Extracted entries:
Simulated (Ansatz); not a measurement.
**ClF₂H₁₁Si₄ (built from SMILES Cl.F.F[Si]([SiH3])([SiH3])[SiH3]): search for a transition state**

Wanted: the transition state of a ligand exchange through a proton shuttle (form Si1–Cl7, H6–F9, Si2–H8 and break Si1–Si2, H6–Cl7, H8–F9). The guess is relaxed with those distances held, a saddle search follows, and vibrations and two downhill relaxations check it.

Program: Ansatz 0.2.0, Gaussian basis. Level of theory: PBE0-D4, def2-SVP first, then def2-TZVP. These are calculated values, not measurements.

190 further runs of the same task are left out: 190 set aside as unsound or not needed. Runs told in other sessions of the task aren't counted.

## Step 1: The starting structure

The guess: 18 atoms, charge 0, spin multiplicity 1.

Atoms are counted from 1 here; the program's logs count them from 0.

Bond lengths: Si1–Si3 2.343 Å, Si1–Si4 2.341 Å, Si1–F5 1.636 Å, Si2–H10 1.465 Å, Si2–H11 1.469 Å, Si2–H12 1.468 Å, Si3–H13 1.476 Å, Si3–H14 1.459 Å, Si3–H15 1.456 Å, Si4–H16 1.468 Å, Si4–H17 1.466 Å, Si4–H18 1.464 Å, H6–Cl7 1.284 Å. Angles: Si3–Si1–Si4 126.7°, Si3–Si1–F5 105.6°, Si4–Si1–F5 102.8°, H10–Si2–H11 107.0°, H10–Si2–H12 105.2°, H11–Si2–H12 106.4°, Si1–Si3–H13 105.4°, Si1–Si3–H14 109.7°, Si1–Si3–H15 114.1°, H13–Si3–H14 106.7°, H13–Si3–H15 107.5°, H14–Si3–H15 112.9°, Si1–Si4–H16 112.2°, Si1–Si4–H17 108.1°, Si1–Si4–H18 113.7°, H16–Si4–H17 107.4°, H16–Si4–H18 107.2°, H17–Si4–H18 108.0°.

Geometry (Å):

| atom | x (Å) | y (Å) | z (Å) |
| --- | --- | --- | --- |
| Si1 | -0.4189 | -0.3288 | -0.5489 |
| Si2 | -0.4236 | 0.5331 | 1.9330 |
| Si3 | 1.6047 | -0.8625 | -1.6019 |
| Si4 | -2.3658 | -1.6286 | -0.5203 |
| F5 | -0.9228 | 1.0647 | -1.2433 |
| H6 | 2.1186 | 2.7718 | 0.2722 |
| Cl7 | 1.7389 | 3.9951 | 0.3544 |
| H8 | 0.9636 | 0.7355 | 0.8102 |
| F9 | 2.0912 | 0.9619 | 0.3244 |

Required action: Find where the line with "Wanted: the transition" sits in the material above, then copy exactly from it through the line with "Atoms are counted". Add no other line.

Expected answer:
Wanted: the transition state of a ligand exchange through a proton shuttle (form Si1–Cl7, H6–F9, Si2–H8 and break Si1–Si2, H6–Cl7, H8–F9). The guess is relaxed with those distances held, a saddle search follows, and vibrations and two downhill relaxations check it.

Program: Ansatz 0.2.0, Gaussian basis. Level of theory: PBE0-D4, def2-SVP first, then def2-TZVP. These are calculated values, not measurements.

190 further runs of the same task are left out: 190 set aside as unsound or not needed. Runs told in other sessions of the task aren't counted.

## Step 1: The starting structure

The guess: 18 atoms, charge 0, spin multiplicity 1.

Atoms are counted from 1 here; the program's logs count them from 0.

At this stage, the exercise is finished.